→ Given data
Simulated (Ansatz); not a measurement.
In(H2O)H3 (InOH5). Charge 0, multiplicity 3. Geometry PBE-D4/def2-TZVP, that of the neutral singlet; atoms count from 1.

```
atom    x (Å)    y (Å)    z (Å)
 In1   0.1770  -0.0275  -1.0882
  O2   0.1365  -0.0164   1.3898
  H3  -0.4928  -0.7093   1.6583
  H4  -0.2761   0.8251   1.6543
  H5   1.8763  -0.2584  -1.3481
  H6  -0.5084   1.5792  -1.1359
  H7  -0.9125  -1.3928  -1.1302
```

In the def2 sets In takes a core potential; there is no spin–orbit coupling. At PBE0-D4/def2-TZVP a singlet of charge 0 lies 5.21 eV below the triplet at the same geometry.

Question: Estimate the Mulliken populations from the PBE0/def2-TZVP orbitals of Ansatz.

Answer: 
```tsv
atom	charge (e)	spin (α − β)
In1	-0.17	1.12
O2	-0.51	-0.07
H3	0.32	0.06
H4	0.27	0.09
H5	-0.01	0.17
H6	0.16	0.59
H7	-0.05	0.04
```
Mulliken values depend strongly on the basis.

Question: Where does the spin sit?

→ Brief
Write out a verbatim copy of the data, beginning with its first line and ending with the line that contains "Mulliken values depend strongly on the basis.".

→ Exercise solution
Simulated (Ansatz); not a measurement.
In(H2O)H3 (InOH5). Charge 0, multiplicity 3. Geometry PBE-D4/def2-TZVP, that of the neutral singlet; atoms count from 1.

```
atom    x (Å)    y (Å)    z (Å)
 In1   0.1770  -0.0275  -1.0882
  O2   0.1365  -0.0164   1.3898
  H3  -0.4928  -0.7093   1.6583
  H4  -0.2761   0.8251   1.6543
  H5   1.8763  -0.2584  -1.3481
  H6  -0.5084   1.5792  -1.1359
  H7  -0.9125  -1.3928  -1.1302
```

In the def2 sets In takes a core potential; there is no spin–orbit coupling. At PBE0-D4/def2-TZVP a singlet of charge 0 lies 5.21 eV below the triplet at the same geometry.

Question: Estimate the Mulliken populations from the PBE0/def2-TZVP orbitals of Ansatz.

Answer: 
```tsv
atom	charge (e)	spin (α − β)
In1	-0.17	1.12
O2	-0.51	-0.07
H3	0.32	0.06
H4	0.27	0.09
H5	-0.01	0.17
H6	0.16	0.59
H7	-0.05	0.04
```
Mulliken values depend strongly on the basis.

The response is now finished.